Please restate every record below word for word.

- [Data listing]
-----
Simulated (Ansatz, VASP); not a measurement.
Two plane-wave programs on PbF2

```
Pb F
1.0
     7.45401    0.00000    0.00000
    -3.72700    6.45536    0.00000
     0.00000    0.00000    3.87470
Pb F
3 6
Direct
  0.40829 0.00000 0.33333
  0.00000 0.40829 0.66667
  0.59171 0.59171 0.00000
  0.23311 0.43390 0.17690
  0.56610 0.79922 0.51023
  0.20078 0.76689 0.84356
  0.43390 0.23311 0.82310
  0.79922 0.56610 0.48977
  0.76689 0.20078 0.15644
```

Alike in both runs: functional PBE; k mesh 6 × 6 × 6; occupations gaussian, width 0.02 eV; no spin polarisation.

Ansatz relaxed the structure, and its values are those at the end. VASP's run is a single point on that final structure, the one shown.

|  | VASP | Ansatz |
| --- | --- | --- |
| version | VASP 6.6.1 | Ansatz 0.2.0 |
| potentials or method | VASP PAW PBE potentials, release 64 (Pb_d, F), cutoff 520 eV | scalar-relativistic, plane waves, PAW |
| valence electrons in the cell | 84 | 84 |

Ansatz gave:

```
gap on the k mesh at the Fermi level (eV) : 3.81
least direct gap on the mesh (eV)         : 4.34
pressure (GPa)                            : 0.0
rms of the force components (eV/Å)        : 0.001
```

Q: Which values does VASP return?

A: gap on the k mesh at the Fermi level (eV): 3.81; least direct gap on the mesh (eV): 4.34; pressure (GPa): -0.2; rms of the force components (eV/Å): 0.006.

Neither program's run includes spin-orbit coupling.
-----

- [Answer space]
Simulated (Ansatz, VASP); not a measurement.
Two plane-wave programs on PbF2

```
Pb F
1.0
     7.45401    0.00000    0.00000
    -3.72700    6.45536    0.00000
     0.00000    0.00000    3.87470
Pb F
3 6
Direct
  0.40829 0.00000 0.33333
  0.00000 0.40829 0.66667
  0.59171 0.59171 0.00000
  0.23311 0.43390 0.17690
  0.56610 0.79922 0.51023
  0.20078 0.76689 0.84356
  0.43390 0.23311 0.82310
  0.79922 0.56610 0.48977
  0.76689 0.20078 0.15644
```

Alike in both runs: functional PBE; k mesh 6 × 6 × 6; occupations gaussian, width 0.02 eV; no spin polarisation.

Ansatz relaxed the structure, and its values are those at the end. VASP's run is a single point on that final structure, the one shown.

|  | VASP | Ansatz |
| --- | --- | --- |
| version | VASP 6.6.1 | Ansatz 0.2.0 |
| potentials or method | VASP PAW PBE potentials, release 64 (Pb_d, F), cutoff 520 eV | scalar-relativistic, plane waves, PAW |
| valence electrons in the cell | 84 | 84 |

Ansatz gave:

```
gap on the k mesh at the Fermi level (eV) : 3.81
least direct gap on the mesh (eV)         : 4.34
pressure (GPa)                            : 0.0
rms of the force components (eV/Å)        : 0.001
```

Q: Which values does VASP return?

A: gap on the k mesh at the Fermi level (eV): 3.81; least direct gap on the mesh (eV): 4.34; pressure (GPa): -0.2; rms of the force components (eV/Å): 0.006.

Neither program's run includes spin-orbit coupling.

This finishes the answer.